──────── GIVEN DATA

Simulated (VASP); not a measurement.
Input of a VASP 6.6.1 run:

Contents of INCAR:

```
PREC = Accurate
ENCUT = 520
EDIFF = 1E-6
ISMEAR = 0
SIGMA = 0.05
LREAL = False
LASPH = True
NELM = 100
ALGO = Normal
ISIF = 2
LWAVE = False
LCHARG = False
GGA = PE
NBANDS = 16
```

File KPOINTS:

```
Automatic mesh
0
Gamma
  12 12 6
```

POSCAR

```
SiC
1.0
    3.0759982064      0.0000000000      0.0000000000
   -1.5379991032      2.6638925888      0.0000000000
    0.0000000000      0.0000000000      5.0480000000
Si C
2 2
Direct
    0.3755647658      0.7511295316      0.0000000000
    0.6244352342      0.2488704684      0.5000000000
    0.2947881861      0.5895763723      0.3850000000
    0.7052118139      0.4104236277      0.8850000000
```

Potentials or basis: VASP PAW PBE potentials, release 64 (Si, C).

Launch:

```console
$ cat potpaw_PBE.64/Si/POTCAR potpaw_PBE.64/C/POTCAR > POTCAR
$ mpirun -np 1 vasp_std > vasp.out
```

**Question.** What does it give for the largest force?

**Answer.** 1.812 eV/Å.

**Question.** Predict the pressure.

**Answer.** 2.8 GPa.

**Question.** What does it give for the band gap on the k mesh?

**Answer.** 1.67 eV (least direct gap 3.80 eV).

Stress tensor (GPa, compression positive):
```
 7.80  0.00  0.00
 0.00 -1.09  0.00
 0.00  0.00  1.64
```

────────────────

ASSIGNMENT:
Each line from the start of the listing above through the line containing "gap 3.80 eV)." should be copied exactly, please, with no other lines added.

EXPECTED ANSWER:
Simulated (VASP); not a measurement.
Input of a VASP 6.6.1 run:

Contents of INCAR:

```
PREC = Accurate
ENCUT = 520
EDIFF = 1E-6
ISMEAR = 0
SIGMA = 0.05
LREAL = False
LASPH = True
NELM = 100
ALGO = Normal
ISIF = 2
LWAVE = False
LCHARG = False
GGA = PE
NBANDS = 16
```

File KPOINTS:

```
Automatic mesh
0
Gamma
  12 12 6
```

POSCAR

```
SiC
1.0
    3.0759982064      0.0000000000      0.0000000000
   -1.5379991032      2.6638925888      0.0000000000
    0.0000000000      0.0000000000      5.0480000000
Si C
2 2
Direct
    0.3755647658      0.7511295316      0.0000000000
    0.6244352342      0.2488704684      0.5000000000
    0.2947881861      0.5895763723      0.3850000000
    0.7052118139      0.4104236277      0.8850000000
```

Potentials or basis: VASP PAW PBE potentials, release 64 (Si, C).

Launch:

```console
$ cat potpaw_PBE.64/Si/POTCAR potpaw_PBE.64/C/POTCAR > POTCAR
$ mpirun -np 1 vasp_std > vasp.out
```

**Question.** What does it give for the largest force?

**Answer.** 1.812 eV/Å.

**Question.** Predict the pressure.

**Answer.** 2.8 GPa.

**Question.** What does it give for the band gap on the k mesh?

**Answer.** 1.67 eV (least direct gap 3.80 eV).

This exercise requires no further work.